When the line containing "Problem. Where does the relaxation end?" is reached, include it and end there; set down verbatim every line before it, starting at the top of the records.

— STORED DATA —
·····
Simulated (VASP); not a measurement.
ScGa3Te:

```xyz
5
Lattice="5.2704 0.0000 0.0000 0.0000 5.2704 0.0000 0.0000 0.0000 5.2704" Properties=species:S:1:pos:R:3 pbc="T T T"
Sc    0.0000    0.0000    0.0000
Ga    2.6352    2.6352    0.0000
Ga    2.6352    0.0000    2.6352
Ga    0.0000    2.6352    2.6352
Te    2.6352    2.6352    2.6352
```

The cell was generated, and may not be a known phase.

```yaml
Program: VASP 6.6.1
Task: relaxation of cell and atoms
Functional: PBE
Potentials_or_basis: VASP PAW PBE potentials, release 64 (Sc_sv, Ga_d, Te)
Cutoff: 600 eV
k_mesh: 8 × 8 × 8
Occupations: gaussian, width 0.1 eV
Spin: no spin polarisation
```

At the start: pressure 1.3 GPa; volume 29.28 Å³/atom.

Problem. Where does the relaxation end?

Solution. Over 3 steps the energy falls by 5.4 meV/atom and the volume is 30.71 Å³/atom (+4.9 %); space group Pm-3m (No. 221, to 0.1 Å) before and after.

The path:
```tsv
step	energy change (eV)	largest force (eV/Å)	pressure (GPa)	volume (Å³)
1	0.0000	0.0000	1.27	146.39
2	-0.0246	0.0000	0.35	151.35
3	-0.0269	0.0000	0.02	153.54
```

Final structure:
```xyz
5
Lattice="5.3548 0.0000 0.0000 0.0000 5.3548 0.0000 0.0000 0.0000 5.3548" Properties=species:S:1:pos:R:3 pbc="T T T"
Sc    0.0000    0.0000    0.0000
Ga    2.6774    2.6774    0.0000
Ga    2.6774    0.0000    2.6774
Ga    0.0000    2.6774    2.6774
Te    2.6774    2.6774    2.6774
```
·····

— ANSWER SECTION —
Simulated (VASP); not a measurement.
ScGa3Te:

```xyz
5
Lattice="5.2704 0.0000 0.0000 0.0000 5.2704 0.0000 0.0000 0.0000 5.2704" Properties=species:S:1:pos:R:3 pbc="T T T"
Sc    0.0000    0.0000    0.0000
Ga    2.6352    2.6352    0.0000
Ga    2.6352    0.0000    2.6352
Ga    0.0000    2.6352    2.6352
Te    2.6352    2.6352    2.6352
```

The cell was generated, and may not be a known phase.

```yaml
Program: VASP 6.6.1
Task: relaxation of cell and atoms
Functional: PBE
Potentials_or_basis: VASP PAW PBE potentials, release 64 (Sc_sv, Ga_d, Te)
Cutoff: 600 eV
k_mesh: 8 × 8 × 8
Occupations: gaussian, width 0.1 eV
Spin: no spin polarisation
```

At the start: pressure 1.3 GPa; volume 29.28 Å³/atom.

Problem. Where does the relaxation end?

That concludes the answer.